**Brief**
Within the data that follows, set down exactly the lines from the one containing "- Volume per atom: 37.12 Å³" through the one containing "- Density: 3.29 g/cm³", both ends included.

━━━ Available data ━━━

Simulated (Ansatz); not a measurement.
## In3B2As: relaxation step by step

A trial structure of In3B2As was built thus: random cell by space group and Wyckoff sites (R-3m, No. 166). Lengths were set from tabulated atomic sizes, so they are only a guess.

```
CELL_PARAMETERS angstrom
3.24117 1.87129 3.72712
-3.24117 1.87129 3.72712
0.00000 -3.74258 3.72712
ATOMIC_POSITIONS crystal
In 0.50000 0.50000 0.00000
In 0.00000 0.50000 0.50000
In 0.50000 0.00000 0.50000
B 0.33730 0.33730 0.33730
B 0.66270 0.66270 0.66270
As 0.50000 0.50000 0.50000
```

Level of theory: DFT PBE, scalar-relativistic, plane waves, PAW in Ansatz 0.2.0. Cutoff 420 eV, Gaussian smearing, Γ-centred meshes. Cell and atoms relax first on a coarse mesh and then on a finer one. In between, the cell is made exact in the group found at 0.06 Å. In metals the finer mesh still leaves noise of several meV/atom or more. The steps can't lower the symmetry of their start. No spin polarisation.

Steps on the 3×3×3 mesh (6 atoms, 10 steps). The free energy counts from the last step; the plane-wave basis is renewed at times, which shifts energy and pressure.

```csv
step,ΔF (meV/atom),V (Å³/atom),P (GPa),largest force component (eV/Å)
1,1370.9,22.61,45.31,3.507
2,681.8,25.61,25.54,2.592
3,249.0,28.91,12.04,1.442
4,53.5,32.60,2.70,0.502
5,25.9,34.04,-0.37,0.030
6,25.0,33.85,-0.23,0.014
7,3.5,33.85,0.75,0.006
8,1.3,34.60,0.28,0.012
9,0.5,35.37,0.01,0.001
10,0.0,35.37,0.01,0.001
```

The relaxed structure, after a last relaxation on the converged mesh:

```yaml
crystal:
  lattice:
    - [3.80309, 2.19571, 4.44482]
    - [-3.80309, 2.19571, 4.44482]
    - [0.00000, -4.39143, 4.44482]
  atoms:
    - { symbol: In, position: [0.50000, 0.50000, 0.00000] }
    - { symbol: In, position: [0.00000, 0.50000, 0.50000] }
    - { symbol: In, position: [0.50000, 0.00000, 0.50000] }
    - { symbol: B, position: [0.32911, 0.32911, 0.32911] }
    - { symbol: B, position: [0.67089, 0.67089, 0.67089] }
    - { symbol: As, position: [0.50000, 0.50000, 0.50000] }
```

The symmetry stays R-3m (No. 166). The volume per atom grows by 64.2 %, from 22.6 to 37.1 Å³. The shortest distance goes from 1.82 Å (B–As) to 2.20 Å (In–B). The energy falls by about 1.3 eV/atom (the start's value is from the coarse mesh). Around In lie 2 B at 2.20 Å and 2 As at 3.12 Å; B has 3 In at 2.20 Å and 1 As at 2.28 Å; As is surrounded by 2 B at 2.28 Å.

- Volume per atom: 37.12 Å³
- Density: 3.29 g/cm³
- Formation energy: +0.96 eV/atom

━━━

**Exercise result**
- Volume per atom: 37.12 Å³
- Density: 3.29 g/cm³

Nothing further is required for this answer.